EXERCISE: Each record should be given back exactly, with none missing.

ENTRIES SHOWN:
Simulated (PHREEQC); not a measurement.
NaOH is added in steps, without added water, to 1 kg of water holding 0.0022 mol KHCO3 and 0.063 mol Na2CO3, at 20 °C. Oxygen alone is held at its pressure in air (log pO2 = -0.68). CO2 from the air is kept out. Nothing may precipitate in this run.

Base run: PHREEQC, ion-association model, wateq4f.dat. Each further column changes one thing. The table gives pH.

EXERCISE RESULT:
Simulated (PHREEQC); not a measurement.
NaOH is added in steps, without added water, to 1 kg of water holding 0.0022 mol KHCO3 and 0.063 mol Na2CO3, at 20 °C. Oxygen alone is held at its pressure in air (log pO2 = -0.68). CO2 from the air is kept out. Nothing may precipitate in this run.

Base run: PHREEQC, ion-association model, wateq4f.dat. Each further column changes one thing. The table gives pH.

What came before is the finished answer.